> ASSIGNMENT
Return the listing in full, word for word.

> DATA SHOWN
———
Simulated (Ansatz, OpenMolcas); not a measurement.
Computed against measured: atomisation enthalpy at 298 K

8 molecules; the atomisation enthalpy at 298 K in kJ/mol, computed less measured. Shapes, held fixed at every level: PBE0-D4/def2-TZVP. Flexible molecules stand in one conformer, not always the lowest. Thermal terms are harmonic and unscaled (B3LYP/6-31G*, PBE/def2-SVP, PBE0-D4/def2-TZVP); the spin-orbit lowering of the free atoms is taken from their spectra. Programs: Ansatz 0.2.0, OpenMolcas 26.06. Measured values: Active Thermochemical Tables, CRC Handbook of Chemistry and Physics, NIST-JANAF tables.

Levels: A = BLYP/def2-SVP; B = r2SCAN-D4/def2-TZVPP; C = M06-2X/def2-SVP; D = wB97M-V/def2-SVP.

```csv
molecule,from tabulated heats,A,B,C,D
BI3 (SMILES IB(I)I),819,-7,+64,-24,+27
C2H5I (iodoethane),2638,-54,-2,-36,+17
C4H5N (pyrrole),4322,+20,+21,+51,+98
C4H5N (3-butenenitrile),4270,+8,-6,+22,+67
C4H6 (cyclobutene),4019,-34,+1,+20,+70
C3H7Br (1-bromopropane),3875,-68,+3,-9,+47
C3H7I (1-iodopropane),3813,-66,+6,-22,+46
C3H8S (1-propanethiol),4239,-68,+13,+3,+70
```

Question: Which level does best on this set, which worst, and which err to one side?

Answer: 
———

> EXERCISE OUTPUT
Simulated (Ansatz, OpenMolcas); not a measurement.
Computed against measured: atomisation enthalpy at 298 K

8 molecules; the atomisation enthalpy at 298 K in kJ/mol, computed less measured. Shapes, held fixed at every level: PBE0-D4/def2-TZVP. Flexible molecules stand in one conformer, not always the lowest. Thermal terms are harmonic and unscaled (B3LYP/6-31G*, PBE/def2-SVP, PBE0-D4/def2-TZVP); the spin-orbit lowering of the free atoms is taken from their spectra. Programs: Ansatz 0.2.0, OpenMolcas 26.06. Measured values: Active Thermochemical Tables, CRC Handbook of Chemistry and Physics, NIST-JANAF tables.

Levels: A = BLYP/def2-SVP; B = r2SCAN-D4/def2-TZVPP; C = M06-2X/def2-SVP; D = wB97M-V/def2-SVP.

```csv
molecule,from tabulated heats,A,B,C,D
BI3 (SMILES IB(I)I),819,-7,+64,-24,+27
C2H5I (iodoethane),2638,-54,-2,-36,+17
C4H5N (pyrrole),4322,+20,+21,+51,+98
C4H5N (3-butenenitrile),4270,+8,-6,+22,+67
C4H6 (cyclobutene),4019,-34,+1,+20,+70
C3H7Br (1-bromopropane),3875,-68,+3,-9,+47
C3H7I (1-iodopropane),3813,-66,+6,-22,+46
C3H8S (1-propanethiol),4239,-68,+13,+3,+70
```

Question: Which level does best on this set, which worst, and which err to one side?

Answer: 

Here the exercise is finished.